- _Given entries_
------------------------------
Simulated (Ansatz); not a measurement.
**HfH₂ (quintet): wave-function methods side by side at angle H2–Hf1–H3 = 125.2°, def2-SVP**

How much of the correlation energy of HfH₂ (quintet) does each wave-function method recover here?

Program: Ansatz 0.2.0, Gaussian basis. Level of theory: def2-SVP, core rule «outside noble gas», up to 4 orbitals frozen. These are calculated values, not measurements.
------------------------------

- _Action item_
Quote all of the entries verbatim.

- _Answer space_
Simulated (Ansatz); not a measurement.
**HfH₂ (quintet): wave-function methods side by side at angle H2–Hf1–H3 = 125.2°, def2-SVP**

How much of the correlation energy of HfH₂ (quintet) does each wave-function method recover here?

Program: Ansatz 0.2.0, Gaussian basis. Level of theory: def2-SVP, core rule «outside noble gas», up to 4 orbitals frozen. These are calculated values, not measurements.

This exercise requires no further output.